→ Data extract:

__________

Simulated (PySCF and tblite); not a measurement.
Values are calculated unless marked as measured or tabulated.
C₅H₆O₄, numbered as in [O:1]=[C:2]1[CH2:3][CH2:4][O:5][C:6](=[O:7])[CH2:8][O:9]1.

__________

→ Work request: All of the material above should be repeated word for word.

→ Task solution:
Simulated (PySCF and tblite); not a measurement.
Values are calculated unless marked as measured or tabulated.
C₅H₆O₄, numbered as in [O:1]=[C:2]1[CH2:3][CH2:4][O:5][C:6](=[O:7])[CH2:8][O:9]1.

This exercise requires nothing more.